INFORMATION SHOWN ▸
━━━
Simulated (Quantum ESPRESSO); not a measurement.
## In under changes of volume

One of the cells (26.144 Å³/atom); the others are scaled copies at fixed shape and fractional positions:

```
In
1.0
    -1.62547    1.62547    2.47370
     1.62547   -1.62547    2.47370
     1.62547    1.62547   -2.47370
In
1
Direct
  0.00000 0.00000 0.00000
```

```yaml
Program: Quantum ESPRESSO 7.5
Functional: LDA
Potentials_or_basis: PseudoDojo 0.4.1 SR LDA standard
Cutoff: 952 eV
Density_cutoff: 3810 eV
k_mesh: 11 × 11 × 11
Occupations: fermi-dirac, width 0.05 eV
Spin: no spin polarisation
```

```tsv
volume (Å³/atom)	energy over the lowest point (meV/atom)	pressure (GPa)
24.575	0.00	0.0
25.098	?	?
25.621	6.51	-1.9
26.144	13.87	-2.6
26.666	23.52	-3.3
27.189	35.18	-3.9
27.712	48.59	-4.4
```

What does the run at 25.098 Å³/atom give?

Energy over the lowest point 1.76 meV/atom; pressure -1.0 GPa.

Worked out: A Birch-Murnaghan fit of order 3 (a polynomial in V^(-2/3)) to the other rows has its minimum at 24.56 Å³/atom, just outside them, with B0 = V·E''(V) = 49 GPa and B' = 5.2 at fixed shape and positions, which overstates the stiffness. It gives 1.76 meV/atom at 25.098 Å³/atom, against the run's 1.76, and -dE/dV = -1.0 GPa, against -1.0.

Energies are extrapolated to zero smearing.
━━━

ASSIGNED TASK ▸ Exactly as they stand, write out all of the entries.

ANSWER BOX ▸
Simulated (Quantum ESPRESSO); not a measurement.
## In under changes of volume

One of the cells (26.144 Å³/atom); the others are scaled copies at fixed shape and fractional positions:

```
In
1.0
    -1.62547    1.62547    2.47370
     1.62547   -1.62547    2.47370
     1.62547    1.62547   -2.47370
In
1
Direct
  0.00000 0.00000 0.00000
```

```yaml
Program: Quantum ESPRESSO 7.5
Functional: LDA
Potentials_or_basis: PseudoDojo 0.4.1 SR LDA standard
Cutoff: 952 eV
Density_cutoff: 3810 eV
k_mesh: 11 × 11 × 11
Occupations: fermi-dirac, width 0.05 eV
Spin: no spin polarisation
```

```tsv
volume (Å³/atom)	energy over the lowest point (meV/atom)	pressure (GPa)
24.575	0.00	0.0
25.098	?	?
25.621	6.51	-1.9
26.144	13.87	-2.6
26.666	23.52	-3.3
27.189	35.18	-3.9
27.712	48.59	-4.4
```

What does the run at 25.098 Å³/atom give?

Energy over the lowest point 1.76 meV/atom; pressure -1.0 GPa.

Worked out: A Birch-Murnaghan fit of order 3 (a polynomial in V^(-2/3)) to the other rows has its minimum at 24.56 Å³/atom, just outside them, with B0 = V·E''(V) = 49 GPa and B' = 5.2 at fixed shape and positions, which overstates the stiffness. It gives 1.76 meV/atom at 25.098 Å³/atom, against the run's 1.76, and -dE/dV = -1.0 GPa, against -1.0.

Energies are extrapolated to zero smearing.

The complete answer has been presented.